****************************************
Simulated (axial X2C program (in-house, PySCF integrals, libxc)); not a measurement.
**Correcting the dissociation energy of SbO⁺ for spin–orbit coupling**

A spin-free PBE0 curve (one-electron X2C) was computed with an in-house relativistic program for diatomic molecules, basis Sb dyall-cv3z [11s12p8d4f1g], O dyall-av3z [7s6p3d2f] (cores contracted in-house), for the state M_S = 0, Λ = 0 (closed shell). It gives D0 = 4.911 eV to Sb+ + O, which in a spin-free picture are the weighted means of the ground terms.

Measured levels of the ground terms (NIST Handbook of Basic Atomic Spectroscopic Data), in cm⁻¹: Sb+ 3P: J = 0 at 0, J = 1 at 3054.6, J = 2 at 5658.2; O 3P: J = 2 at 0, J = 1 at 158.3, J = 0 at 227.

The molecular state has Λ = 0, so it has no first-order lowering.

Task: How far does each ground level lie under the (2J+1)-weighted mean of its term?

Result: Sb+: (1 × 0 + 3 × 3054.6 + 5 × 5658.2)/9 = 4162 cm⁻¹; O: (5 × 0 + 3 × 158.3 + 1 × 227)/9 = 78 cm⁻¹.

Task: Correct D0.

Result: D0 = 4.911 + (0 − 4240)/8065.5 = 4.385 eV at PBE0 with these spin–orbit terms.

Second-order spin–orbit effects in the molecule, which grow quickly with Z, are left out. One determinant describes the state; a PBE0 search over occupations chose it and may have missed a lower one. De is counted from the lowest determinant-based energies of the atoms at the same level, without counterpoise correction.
****************************************

Brief.
Extract the data exactly as given.

Exercise answer.
Simulated (axial X2C program (in-house, PySCF integrals, libxc)); not a measurement.
**Correcting the dissociation energy of SbO⁺ for spin–orbit coupling**

A spin-free PBE0 curve (one-electron X2C) was computed with an in-house relativistic program for diatomic molecules, basis Sb dyall-cv3z [11s12p8d4f1g], O dyall-av3z [7s6p3d2f] (cores contracted in-house), for the state M_S = 0, Λ = 0 (closed shell). It gives D0 = 4.911 eV to Sb+ + O, which in a spin-free picture are the weighted means of the ground terms.

Measured levels of the ground terms (NIST Handbook of Basic Atomic Spectroscopic Data), in cm⁻¹: Sb+ 3P: J = 0 at 0, J = 1 at 3054.6, J = 2 at 5658.2; O 3P: J = 2 at 0, J = 1 at 158.3, J = 0 at 227.

The molecular state has Λ = 0, so it has no first-order lowering.

Task: How far does each ground level lie under the (2J+1)-weighted mean of its term?

Result: Sb+: (1 × 0 + 3 × 3054.6 + 5 × 5658.2)/9 = 4162 cm⁻¹; O: (5 × 0 + 3 × 158.3 + 1 × 227)/9 = 78 cm⁻¹.

Task: Correct D0.

Result: D0 = 4.911 + (0 − 4240)/8065.5 = 4.385 eV at PBE0 with these spin–orbit terms.

Second-order spin–orbit effects in the molecule, which grow quickly with Z, are left out. One determinant describes the state; a PBE0 search over occupations chose it and may have missed a lower one. De is counted from the lowest determinant-based energies of the atoms at the same level, without counterpoise correction.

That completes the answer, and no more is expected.